# [WORK TASK]
A word-for-word copy of the entries is the only acceptable reply.

##### INFORMATION SHOWN #####
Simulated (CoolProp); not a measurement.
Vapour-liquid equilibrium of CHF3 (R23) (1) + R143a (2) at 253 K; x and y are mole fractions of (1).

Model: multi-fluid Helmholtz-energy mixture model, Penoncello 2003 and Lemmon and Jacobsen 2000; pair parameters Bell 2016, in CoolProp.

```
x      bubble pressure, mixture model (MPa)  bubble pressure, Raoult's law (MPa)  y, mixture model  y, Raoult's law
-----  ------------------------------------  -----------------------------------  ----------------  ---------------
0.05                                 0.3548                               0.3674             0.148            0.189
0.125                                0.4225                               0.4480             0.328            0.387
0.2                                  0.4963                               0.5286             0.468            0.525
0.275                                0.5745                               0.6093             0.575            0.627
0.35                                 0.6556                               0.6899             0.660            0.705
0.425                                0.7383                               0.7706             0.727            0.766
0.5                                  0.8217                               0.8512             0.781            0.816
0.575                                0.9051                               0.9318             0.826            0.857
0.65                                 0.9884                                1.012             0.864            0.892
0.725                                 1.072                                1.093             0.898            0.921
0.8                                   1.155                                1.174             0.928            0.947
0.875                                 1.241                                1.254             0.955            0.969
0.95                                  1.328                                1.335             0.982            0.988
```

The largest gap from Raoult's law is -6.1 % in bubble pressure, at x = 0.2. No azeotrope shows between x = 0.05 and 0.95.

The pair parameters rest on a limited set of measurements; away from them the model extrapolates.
#####

# [PROBLEM SOLUTION]
Simulated (CoolProp); not a measurement.
Vapour-liquid equilibrium of CHF3 (R23) (1) + R143a (2) at 253 K; x and y are mole fractions of (1).

Model: multi-fluid Helmholtz-energy mixture model, Penoncello 2003 and Lemmon and Jacobsen 2000; pair parameters Bell 2016, in CoolProp.

```
x      bubble pressure, mixture model (MPa)  bubble pressure, Raoult's law (MPa)  y, mixture model  y, Raoult's law
-----  ------------------------------------  -----------------------------------  ----------------  ---------------
0.05                                 0.3548                               0.3674             0.148            0.189
0.125                                0.4225                               0.4480             0.328            0.387
0.2                                  0.4963                               0.5286             0.468            0.525
0.275                                0.5745                               0.6093             0.575            0.627
0.35                                 0.6556                               0.6899             0.660            0.705
0.425                                0.7383                               0.7706             0.727            0.766
0.5                                  0.8217                               0.8512             0.781            0.816
0.575                                0.9051                               0.9318             0.826            0.857
0.65                                 0.9884                                1.012             0.864            0.892
0.725                                 1.072                                1.093             0.898            0.921
0.8                                   1.155                                1.174             0.928            0.947
0.875                                 1.241                                1.254             0.955            0.969
0.95                                  1.328                                1.335             0.982            0.988
```

The largest gap from Raoult's law is -6.1 % in bubble pressure, at x = 0.2. No azeotrope shows between x = 0.05 and 0.95.

The pair parameters rest on a limited set of measurements; away from them the model extrapolates.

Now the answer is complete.